***
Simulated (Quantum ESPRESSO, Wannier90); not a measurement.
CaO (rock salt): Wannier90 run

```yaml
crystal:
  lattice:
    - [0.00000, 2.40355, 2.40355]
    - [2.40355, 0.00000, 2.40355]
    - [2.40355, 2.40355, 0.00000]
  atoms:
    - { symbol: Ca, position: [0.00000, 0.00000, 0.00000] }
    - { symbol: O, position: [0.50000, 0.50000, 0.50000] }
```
***

Work instruction: Repeat each line above exactly as written.

Answer box:
Simulated (Quantum ESPRESSO, Wannier90); not a measurement.
CaO (rock salt): Wannier90 run

```yaml
crystal:
  lattice:
    - [0.00000, 2.40355, 2.40355]
    - [2.40355, 0.00000, 2.40355]
    - [2.40355, 2.40355, 0.00000]
  atoms:
    - { symbol: Ca, position: [0.00000, 0.00000, 0.00000] }
    - { symbol: O, position: [0.50000, 0.50000, 0.50000] }
```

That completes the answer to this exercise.